◆ Assignment:
The lines from the first line of the entries through the line containing "Problem. The runs" are to be repeated exactly, with both of those lines included.

--- START ---

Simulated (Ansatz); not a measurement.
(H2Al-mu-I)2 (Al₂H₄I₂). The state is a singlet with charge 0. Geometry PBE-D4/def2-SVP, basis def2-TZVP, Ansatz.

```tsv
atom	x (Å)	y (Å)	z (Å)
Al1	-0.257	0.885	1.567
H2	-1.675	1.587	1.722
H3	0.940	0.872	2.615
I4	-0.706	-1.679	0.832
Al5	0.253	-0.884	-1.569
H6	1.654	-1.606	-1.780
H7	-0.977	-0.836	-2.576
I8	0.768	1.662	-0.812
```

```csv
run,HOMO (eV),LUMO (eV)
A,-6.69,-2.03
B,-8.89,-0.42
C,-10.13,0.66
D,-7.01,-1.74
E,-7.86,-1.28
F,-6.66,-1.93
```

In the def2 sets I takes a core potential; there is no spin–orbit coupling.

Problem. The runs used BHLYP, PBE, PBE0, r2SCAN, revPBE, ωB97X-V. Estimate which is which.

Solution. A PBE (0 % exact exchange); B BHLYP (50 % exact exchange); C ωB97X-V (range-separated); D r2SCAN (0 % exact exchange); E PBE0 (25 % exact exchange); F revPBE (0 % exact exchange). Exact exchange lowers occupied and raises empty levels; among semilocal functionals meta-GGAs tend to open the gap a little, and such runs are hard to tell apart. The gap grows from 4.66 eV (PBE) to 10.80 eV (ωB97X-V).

--- END ---

◆ Task answer:
Simulated (Ansatz); not a measurement.
(H2Al-mu-I)2 (Al₂H₄I₂). The state is a singlet with charge 0. Geometry PBE-D4/def2-SVP, basis def2-TZVP, Ansatz.

```tsv
atom	x (Å)	y (Å)	z (Å)
Al1	-0.257	0.885	1.567
H2	-1.675	1.587	1.722
H3	0.940	0.872	2.615
I4	-0.706	-1.679	0.832
Al5	0.253	-0.884	-1.569
H6	1.654	-1.606	-1.780
H7	-0.977	-0.836	-2.576
I8	0.768	1.662	-0.812
```

```csv
run,HOMO (eV),LUMO (eV)
A,-6.69,-2.03
B,-8.89,-0.42
C,-10.13,0.66
D,-7.01,-1.74
E,-7.86,-1.28
F,-6.66,-1.93
```

In the def2 sets I takes a core potential; there is no spin–orbit coupling.

Problem. The runs used BHLYP, PBE, PBE0, r2SCAN, revPBE, ωB97X-V. Estimate which is which.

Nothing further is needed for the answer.